Records provided
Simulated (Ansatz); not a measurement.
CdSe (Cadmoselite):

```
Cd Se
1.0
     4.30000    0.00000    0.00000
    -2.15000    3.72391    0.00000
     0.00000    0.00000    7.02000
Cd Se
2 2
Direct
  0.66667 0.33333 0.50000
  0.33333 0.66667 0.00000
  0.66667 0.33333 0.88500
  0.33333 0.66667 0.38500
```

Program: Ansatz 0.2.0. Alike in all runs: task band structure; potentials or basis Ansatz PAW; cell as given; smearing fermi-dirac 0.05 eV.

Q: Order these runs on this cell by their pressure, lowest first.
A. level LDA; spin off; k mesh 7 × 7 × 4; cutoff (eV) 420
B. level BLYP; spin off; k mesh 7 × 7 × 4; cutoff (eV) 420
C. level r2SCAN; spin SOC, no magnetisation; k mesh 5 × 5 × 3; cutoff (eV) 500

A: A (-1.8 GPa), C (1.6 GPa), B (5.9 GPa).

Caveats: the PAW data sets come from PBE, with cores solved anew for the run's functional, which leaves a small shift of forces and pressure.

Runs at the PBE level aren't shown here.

Activity
Copy every entry exactly. Leave nothing out.

Answer section
Simulated (Ansatz); not a measurement.
CdSe (Cadmoselite):

```
Cd Se
1.0
     4.30000    0.00000    0.00000
    -2.15000    3.72391    0.00000
     0.00000    0.00000    7.02000
Cd Se
2 2
Direct
  0.66667 0.33333 0.50000
  0.33333 0.66667 0.00000
  0.66667 0.33333 0.88500
  0.33333 0.66667 0.38500
```

Program: Ansatz 0.2.0. Alike in all runs: task band structure; potentials or basis Ansatz PAW; cell as given; smearing fermi-dirac 0.05 eV.

Q: Order these runs on this cell by their pressure, lowest first.
A. level LDA; spin off; k mesh 7 × 7 × 4; cutoff (eV) 420
B. level BLYP; spin off; k mesh 7 × 7 × 4; cutoff (eV) 420
C. level r2SCAN; spin SOC, no magnetisation; k mesh 5 × 5 × 3; cutoff (eV) 500

A: A (-1.8 GPa), C (1.6 GPa), B (5.9 GPa).

Caveats: the PAW data sets come from PBE, with cores solved anew for the run's functional, which leaves a small shift of forces and pressure.

Runs at the PBE level aren't shown here.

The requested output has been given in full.